============

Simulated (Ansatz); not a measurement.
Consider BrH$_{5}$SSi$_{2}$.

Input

============

ACTIVITY
Reproduce all the data exactly. Include every line.

SOLUTION
Simulated (Ansatz); not a measurement.
Consider BrH$_{5}$SSi$_{2}$.

Input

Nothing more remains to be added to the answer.